───── Supplied material ─────

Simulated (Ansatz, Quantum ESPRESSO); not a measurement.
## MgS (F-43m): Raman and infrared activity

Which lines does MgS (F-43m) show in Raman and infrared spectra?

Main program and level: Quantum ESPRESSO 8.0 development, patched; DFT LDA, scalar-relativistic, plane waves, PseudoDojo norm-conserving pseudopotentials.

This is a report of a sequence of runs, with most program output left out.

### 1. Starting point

─────

### [Requirement]
Take the material above and set it down again exactly.

### [Written reply]
Simulated (Ansatz, Quantum ESPRESSO); not a measurement.
## MgS (F-43m): Raman and infrared activity

Which lines does MgS (F-43m) show in Raman and infrared spectra?

Main program and level: Quantum ESPRESSO 8.0 development, patched; DFT LDA, scalar-relativistic, plane waves, PseudoDojo norm-conserving pseudopotentials.

This is a report of a sequence of runs, with most program output left out.

### 1. Starting point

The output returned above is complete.